Work request:
Below are some records; return each one exactly as written.

The data:
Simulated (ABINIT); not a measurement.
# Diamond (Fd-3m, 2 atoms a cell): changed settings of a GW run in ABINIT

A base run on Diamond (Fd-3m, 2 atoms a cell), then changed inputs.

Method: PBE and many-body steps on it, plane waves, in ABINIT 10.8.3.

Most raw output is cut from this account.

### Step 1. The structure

Expected answer:
Simulated (ABINIT); not a measurement.
# Diamond (Fd-3m, 2 atoms a cell): changed settings of a GW run in ABINIT

A base run on Diamond (Fd-3m, 2 atoms a cell), then changed inputs.

Method: PBE and many-body steps on it, plane waves, in ABINIT 10.8.3.

Most raw output is cut from this account.

### Step 1. The structure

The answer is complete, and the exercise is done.